**Work item:**
Your reply should reproduce each record precisely as written.

**Provided data:**
Content starts

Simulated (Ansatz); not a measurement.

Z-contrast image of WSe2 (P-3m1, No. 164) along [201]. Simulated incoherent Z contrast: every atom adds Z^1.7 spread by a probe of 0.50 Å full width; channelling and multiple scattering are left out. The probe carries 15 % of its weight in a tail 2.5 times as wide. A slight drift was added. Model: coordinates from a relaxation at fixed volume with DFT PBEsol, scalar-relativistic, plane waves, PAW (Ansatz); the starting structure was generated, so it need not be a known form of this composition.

Content ends

**Written solution:**
Simulated (Ansatz); not a measurement.

Z-contrast image of WSe2 (P-3m1, No. 164) along [201]. Simulated incoherent Z contrast: every atom adds Z^1.7 spread by a probe of 0.50 Å full width; channelling and multiple scattering are left out. The probe carries 15 % of its weight in a tail 2.5 times as wide. A slight drift was added. Model: coordinates from a relaxation at fixed volume with DFT PBEsol, scalar-relativistic, plane waves, PAW (Ansatz); the starting structure was generated, so it need not be a known form of this composition.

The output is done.